**WORK ITEM**
Your task is to repeat exactly the lines below between the line holding "Runs of VASP" and the line holding "Answer: (a) -0.3; (b) 4.96; (c) 1.9.", inclusive, and only those.

**ENTRIES SHOWN**
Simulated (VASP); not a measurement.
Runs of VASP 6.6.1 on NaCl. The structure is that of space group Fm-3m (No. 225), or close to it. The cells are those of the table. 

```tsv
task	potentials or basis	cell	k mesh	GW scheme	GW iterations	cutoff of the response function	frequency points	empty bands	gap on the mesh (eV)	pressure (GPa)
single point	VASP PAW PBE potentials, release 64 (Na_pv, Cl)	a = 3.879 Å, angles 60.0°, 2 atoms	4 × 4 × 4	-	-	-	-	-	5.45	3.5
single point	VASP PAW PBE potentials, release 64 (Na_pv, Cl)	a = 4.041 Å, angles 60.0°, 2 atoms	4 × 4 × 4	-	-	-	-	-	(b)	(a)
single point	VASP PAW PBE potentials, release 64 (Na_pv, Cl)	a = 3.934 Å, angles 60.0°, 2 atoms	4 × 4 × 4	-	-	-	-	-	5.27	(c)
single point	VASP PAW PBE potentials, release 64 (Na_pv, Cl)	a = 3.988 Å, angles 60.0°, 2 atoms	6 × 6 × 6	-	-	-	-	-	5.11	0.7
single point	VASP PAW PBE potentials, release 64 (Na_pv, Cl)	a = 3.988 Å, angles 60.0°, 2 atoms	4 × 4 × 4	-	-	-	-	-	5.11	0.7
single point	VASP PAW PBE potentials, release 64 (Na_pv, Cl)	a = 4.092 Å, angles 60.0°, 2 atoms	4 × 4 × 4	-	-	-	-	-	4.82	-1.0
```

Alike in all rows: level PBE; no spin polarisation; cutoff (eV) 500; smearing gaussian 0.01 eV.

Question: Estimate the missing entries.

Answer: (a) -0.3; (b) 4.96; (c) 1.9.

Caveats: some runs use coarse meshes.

**WRITTEN RESPONSE**
Runs of VASP 6.6.1 on NaCl. The structure is that of space group Fm-3m (No. 225), or close to it. The cells are those of the table. 

```tsv
task	potentials or basis	cell	k mesh	GW scheme	GW iterations	cutoff of the response function	frequency points	empty bands	gap on the mesh (eV)	pressure (GPa)
single point	VASP PAW PBE potentials, release 64 (Na_pv, Cl)	a = 3.879 Å, angles 60.0°, 2 atoms	4 × 4 × 4	-	-	-	-	-	5.45	3.5
single point	VASP PAW PBE potentials, release 64 (Na_pv, Cl)	a = 4.041 Å, angles 60.0°, 2 atoms	4 × 4 × 4	-	-	-	-	-	(b)	(a)
single point	VASP PAW PBE potentials, release 64 (Na_pv, Cl)	a = 3.934 Å, angles 60.0°, 2 atoms	4 × 4 × 4	-	-	-	-	-	5.27	(c)
single point	VASP PAW PBE potentials, release 64 (Na_pv, Cl)	a = 3.988 Å, angles 60.0°, 2 atoms	6 × 6 × 6	-	-	-	-	-	5.11	0.7
single point	VASP PAW PBE potentials, release 64 (Na_pv, Cl)	a = 3.988 Å, angles 60.0°, 2 atoms	4 × 4 × 4	-	-	-	-	-	5.11	0.7
single point	VASP PAW PBE potentials, release 64 (Na_pv, Cl)	a = 4.092 Å, angles 60.0°, 2 atoms	4 × 4 × 4	-	-	-	-	-	4.82	-1.0
```

Alike in all rows: level PBE; no spin polarisation; cutoff (eV) 500; smearing gaussian 0.01 eV.

Question: Estimate the missing entries.

Answer: (a) -0.3; (b) 4.96; (c) 1.9.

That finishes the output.